Source information:
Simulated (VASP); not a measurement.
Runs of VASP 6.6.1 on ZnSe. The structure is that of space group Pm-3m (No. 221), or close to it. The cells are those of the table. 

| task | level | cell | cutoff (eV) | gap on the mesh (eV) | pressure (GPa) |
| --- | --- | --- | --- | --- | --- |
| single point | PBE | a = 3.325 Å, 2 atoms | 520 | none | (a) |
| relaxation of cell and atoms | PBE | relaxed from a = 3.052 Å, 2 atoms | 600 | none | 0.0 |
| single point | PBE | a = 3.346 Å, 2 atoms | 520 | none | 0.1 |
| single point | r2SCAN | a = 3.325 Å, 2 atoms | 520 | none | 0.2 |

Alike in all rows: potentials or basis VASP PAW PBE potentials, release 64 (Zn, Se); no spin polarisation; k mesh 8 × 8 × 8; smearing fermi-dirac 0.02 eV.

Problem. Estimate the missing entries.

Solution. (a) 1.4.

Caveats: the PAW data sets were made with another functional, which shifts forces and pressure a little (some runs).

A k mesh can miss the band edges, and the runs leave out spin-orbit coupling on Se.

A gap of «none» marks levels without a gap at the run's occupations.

Action item: Repeat all the entries above without altering anything.

Response:
Simulated (VASP); not a measurement.
Runs of VASP 6.6.1 on ZnSe. The structure is that of space group Pm-3m (No. 221), or close to it. The cells are those of the table. 

| task | level | cell | cutoff (eV) | gap on the mesh (eV) | pressure (GPa) |
| --- | --- | --- | --- | --- | --- |
| single point | PBE | a = 3.325 Å, 2 atoms | 520 | none | (a) |
| relaxation of cell and atoms | PBE | relaxed from a = 3.052 Å, 2 atoms | 600 | none | 0.0 |
| single point | PBE | a = 3.346 Å, 2 atoms | 520 | none | 0.1 |
| single point | r2SCAN | a = 3.325 Å, 2 atoms | 520 | none | 0.2 |

Alike in all rows: potentials or basis VASP PAW PBE potentials, release 64 (Zn, Se); no spin polarisation; k mesh 8 × 8 × 8; smearing fermi-dirac 0.02 eV.

Problem. Estimate the missing entries.

Solution. (a) 1.4.

Caveats: the PAW data sets were made with another functional, which shifts forces and pressure a little (some runs).

A k mesh can miss the band edges, and the runs leave out spin-orbit coupling on Se.

A gap of «none» marks levels without a gap at the run's occupations.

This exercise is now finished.